- Data excerpts:
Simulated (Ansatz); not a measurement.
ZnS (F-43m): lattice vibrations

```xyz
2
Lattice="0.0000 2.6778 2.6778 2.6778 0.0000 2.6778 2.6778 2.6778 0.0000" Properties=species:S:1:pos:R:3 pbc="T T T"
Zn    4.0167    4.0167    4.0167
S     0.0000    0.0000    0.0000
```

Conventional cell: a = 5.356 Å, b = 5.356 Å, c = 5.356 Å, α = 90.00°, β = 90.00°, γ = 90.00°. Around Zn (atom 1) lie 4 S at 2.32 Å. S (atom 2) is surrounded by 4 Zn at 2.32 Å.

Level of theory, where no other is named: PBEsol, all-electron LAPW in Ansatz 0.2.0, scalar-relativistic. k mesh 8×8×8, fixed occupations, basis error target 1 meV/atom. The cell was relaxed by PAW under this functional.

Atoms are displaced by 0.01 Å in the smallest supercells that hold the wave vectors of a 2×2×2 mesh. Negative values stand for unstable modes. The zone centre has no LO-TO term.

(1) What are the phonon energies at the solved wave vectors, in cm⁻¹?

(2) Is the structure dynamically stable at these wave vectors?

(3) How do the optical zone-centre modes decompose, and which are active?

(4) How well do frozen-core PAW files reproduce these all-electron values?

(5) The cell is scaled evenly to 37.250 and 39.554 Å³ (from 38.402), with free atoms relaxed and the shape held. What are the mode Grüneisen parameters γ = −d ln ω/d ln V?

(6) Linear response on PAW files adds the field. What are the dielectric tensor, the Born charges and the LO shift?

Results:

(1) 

- Work request: Your response should consist of the whole listing, repeated exactly.

- Result:
Simulated (Ansatz); not a measurement.
ZnS (F-43m): lattice vibrations

```xyz
2
Lattice="0.0000 2.6778 2.6778 2.6778 0.0000 2.6778 2.6778 2.6778 0.0000" Properties=species:S:1:pos:R:3 pbc="T T T"
Zn    4.0167    4.0167    4.0167
S     0.0000    0.0000    0.0000
```

Conventional cell: a = 5.356 Å, b = 5.356 Å, c = 5.356 Å, α = 90.00°, β = 90.00°, γ = 90.00°. Around Zn (atom 1) lie 4 S at 2.32 Å. S (atom 2) is surrounded by 4 Zn at 2.32 Å.

Level of theory, where no other is named: PBEsol, all-electron LAPW in Ansatz 0.2.0, scalar-relativistic. k mesh 8×8×8, fixed occupations, basis error target 1 meV/atom. The cell was relaxed by PAW under this functional.

Atoms are displaced by 0.01 Å in the smallest supercells that hold the wave vectors of a 2×2×2 mesh. Negative values stand for unstable modes. The zone centre has no LO-TO term.

(1) What are the phonon energies at the solved wave vectors, in cm⁻¹?

(2) Is the structure dynamically stable at these wave vectors?

(3) How do the optical zone-centre modes decompose, and which are active?

(4) How well do frozen-core PAW files reproduce these all-electron values?

(5) The cell is scaled evenly to 37.250 and 39.554 Å³ (from 38.402), with free atoms relaxed and the shape held. What are the mode Grüneisen parameters γ = −d ln ω/d ln V?

(6) Linear response on PAW files adds the field. What are the dielectric tensor, the Born charges and the LO shift?

Results:

(1) 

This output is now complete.